## WORK ITEM:
Reproduce precisely the lines between the start of the data below and the line with "Atoms: F1 Ge2", both included.

··········

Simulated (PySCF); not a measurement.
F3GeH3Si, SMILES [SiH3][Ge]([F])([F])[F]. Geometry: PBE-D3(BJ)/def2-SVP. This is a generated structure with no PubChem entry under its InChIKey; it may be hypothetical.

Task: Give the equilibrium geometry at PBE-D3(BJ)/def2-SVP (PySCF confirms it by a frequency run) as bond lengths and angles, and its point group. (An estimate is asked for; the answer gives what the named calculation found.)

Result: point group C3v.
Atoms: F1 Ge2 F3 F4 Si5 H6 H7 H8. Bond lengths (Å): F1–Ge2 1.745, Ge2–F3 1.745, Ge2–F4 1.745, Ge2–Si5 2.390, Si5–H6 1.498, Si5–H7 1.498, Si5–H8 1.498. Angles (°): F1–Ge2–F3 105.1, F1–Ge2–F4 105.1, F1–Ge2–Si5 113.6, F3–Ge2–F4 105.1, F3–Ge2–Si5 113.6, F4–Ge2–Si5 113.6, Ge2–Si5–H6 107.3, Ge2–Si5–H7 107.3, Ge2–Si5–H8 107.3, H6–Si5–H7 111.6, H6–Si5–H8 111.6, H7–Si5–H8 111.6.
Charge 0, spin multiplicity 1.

··········

## WRITTEN REPLY:
Simulated (PySCF); not a measurement.
F3GeH3Si, SMILES [SiH3][Ge]([F])([F])[F]. Geometry: PBE-D3(BJ)/def2-SVP. This is a generated structure with no PubChem entry under its InChIKey; it may be hypothetical.

Task: Give the equilibrium geometry at PBE-D3(BJ)/def2-SVP (PySCF confirms it by a frequency run) as bond lengths and angles, and its point group. (An estimate is asked for; the answer gives what the named calculation found.)

Result: point group C3v.
Atoms: F1 Ge2 F3 F4 Si5 H6 H7 H8. Bond lengths (Å): F1–Ge2 1.745, Ge2–F3 1.745, Ge2–F4 1.745, Ge2–Si5 2.390, Si5–H6 1.498, Si5–H7 1.498, Si5–H8 1.498. Angles (°): F1–Ge2–F3 105.1, F1–Ge2–F4 105.1, F1–Ge2–Si5 113.6, F3–Ge2–F4 105.1, F3–Ge2–Si5 113.6, F4–Ge2–Si5 113.6, Ge2–Si5–H6 107.3, Ge2–Si5–H7 107.3, Ge2–Si5–H8 107.3, H6–Si5–H7 111.6, H6–Si5–H8 111.6, H7–Si5–H8 111.6.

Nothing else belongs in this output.